Work instruction
Print, exactly as they stand, the lines from the start of the listing to the line containing "Problem. How long", inclusive.

▬▬▬▬▬▬

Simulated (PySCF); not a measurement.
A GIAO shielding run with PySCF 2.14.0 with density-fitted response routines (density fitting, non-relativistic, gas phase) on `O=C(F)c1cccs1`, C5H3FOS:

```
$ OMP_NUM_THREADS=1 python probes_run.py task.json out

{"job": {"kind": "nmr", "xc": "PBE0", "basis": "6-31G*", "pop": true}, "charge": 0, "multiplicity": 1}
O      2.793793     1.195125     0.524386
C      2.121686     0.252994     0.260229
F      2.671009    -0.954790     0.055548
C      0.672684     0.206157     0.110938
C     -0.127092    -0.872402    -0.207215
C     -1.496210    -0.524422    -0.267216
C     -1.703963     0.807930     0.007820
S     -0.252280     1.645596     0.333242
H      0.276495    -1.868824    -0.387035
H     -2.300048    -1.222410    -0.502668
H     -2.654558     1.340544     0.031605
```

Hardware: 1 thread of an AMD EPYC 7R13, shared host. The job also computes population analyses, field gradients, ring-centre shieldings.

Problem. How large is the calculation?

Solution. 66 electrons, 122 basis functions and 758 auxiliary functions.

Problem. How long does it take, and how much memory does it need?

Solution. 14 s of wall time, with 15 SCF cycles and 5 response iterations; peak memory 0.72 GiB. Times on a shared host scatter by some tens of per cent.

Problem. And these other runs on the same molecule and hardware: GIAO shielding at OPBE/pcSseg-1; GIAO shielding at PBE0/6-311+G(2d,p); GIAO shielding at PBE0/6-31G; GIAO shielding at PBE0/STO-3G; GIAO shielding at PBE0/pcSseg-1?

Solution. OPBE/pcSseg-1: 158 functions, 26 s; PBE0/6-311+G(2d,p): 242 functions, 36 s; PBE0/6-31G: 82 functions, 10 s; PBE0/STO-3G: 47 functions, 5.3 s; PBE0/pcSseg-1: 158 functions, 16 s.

▬▬▬▬▬▬

Task answer
Simulated (PySCF); not a measurement.
A GIAO shielding run with PySCF 2.14.0 with density-fitted response routines (density fitting, non-relativistic, gas phase) on `O=C(F)c1cccs1`, C5H3FOS:

```
$ OMP_NUM_THREADS=1 python probes_run.py task.json out

{"job": {"kind": "nmr", "xc": "PBE0", "basis": "6-31G*", "pop": true}, "charge": 0, "multiplicity": 1}
O      2.793793     1.195125     0.524386
C      2.121686     0.252994     0.260229
F      2.671009    -0.954790     0.055548
C      0.672684     0.206157     0.110938
C     -0.127092    -0.872402    -0.207215
C     -1.496210    -0.524422    -0.267216
C     -1.703963     0.807930     0.007820
S     -0.252280     1.645596     0.333242
H      0.276495    -1.868824    -0.387035
H     -2.300048    -1.222410    -0.502668
H     -2.654558     1.340544     0.031605
```

Hardware: 1 thread of an AMD EPYC 7R13, shared host. The job also computes population analyses, field gradients, ring-centre shieldings.

Problem. How large is the calculation?

Solution. 66 electrons, 122 basis functions and 758 auxiliary functions.

Problem. How long does it take, and how much memory does it need?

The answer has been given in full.